» **Work order**: The listing below must be copied exactly and in full.

━━━━━ Listed records ━━━━━

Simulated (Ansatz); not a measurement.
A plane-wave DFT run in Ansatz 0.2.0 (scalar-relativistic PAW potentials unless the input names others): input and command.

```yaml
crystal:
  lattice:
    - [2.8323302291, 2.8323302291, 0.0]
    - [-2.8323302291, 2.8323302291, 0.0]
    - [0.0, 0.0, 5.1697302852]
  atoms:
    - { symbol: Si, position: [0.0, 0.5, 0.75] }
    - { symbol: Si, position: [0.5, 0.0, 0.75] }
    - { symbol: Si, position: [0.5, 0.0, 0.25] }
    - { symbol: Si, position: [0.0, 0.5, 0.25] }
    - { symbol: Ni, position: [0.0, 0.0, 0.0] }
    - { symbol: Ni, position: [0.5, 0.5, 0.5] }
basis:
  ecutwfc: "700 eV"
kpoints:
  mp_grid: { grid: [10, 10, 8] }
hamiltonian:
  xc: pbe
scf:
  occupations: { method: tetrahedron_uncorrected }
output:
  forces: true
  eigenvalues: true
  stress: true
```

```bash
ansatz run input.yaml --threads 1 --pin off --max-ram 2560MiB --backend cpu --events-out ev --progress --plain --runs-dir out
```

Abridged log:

━━━━━

» **Written answer**:
Simulated (Ansatz); not a measurement.
A plane-wave DFT run in Ansatz 0.2.0 (scalar-relativistic PAW potentials unless the input names others): input and command.

```yaml
crystal:
  lattice:
    - [2.8323302291, 2.8323302291, 0.0]
    - [-2.8323302291, 2.8323302291, 0.0]
    - [0.0, 0.0, 5.1697302852]
  atoms:
    - { symbol: Si, position: [0.0, 0.5, 0.75] }
    - { symbol: Si, position: [0.5, 0.0, 0.75] }
    - { symbol: Si, position: [0.5, 0.0, 0.25] }
    - { symbol: Si, position: [0.0, 0.5, 0.25] }
    - { symbol: Ni, position: [0.0, 0.0, 0.0] }
    - { symbol: Ni, position: [0.5, 0.5, 0.5] }
basis:
  ecutwfc: "700 eV"
kpoints:
  mp_grid: { grid: [10, 10, 8] }
hamiltonian:
  xc: pbe
scf:
  occupations: { method: tetrahedron_uncorrected }
output:
  forces: true
  eigenvalues: true
  stress: true
```

```bash
ansatz run input.yaml --threads 1 --pin off --max-ram 2560MiB --backend cpu --events-out ev --progress --plain --runs-dir out
```

Abridged log:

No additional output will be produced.